• [Data listing]
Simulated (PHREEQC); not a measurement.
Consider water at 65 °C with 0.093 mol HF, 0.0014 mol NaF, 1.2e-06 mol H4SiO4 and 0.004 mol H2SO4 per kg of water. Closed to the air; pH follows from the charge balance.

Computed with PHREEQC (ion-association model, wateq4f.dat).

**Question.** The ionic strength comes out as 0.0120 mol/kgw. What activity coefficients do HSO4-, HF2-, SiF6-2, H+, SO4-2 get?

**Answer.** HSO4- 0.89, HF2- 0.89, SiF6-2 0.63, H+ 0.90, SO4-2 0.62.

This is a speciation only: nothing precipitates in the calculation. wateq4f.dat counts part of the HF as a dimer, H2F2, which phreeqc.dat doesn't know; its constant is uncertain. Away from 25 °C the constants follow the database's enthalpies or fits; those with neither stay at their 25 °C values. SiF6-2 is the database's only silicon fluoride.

• [Task item] A verbatim version of the complete listing above is to be returned.

• [Result]
Simulated (PHREEQC); not a measurement.
Consider water at 65 °C with 0.093 mol HF, 0.0014 mol NaF, 1.2e-06 mol H4SiO4 and 0.004 mol H2SO4 per kg of water. Closed to the air; pH follows from the charge balance.

Computed with PHREEQC (ion-association model, wateq4f.dat).

**Question.** The ionic strength comes out as 0.0120 mol/kgw. What activity coefficients do HSO4-, HF2-, SiF6-2, H+, SO4-2 get?

**Answer.** HSO4- 0.89, HF2- 0.89, SiF6-2 0.63, H+ 0.90, SO4-2 0.62.

This is a speciation only: nothing precipitates in the calculation. wateq4f.dat counts part of the HF as a dimer, H2F2, which phreeqc.dat doesn't know; its constant is uncertain. Away from 25 °C the constants follow the database's enthalpies or fits; those with neither stay at their 25 °C values. SiF6-2 is the database's only silicon fluoride.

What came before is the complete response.